Brief:
For this exercise, transcribe the records below without changing a word.

***
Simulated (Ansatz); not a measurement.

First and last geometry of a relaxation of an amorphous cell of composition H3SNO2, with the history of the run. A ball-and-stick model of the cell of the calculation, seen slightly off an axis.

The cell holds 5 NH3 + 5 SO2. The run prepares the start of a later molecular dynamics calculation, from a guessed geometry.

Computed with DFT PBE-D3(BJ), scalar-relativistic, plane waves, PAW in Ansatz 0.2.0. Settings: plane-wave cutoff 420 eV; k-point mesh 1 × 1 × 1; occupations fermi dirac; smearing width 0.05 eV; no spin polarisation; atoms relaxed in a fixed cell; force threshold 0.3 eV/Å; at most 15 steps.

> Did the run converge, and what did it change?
***

Task answer:
Simulated (Ansatz); not a measurement.

First and last geometry of a relaxation of an amorphous cell of composition H3SNO2, with the history of the run. A ball-and-stick model of the cell of the calculation, seen slightly off an axis.

The cell holds 5 NH3 + 5 SO2. The run prepares the start of a later molecular dynamics calculation, from a guessed geometry.

Computed with DFT PBE-D3(BJ), scalar-relativistic, plane waves, PAW in Ansatz 0.2.0. Settings: plane-wave cutoff 420 eV; k-point mesh 1 × 1 × 1; occupations fermi dirac; smearing width 0.05 eV; no spin polarisation; atoms relaxed in a fixed cell; force threshold 0.3 eV/Å; at most 15 steps.

> Did the run converge, and what did it change?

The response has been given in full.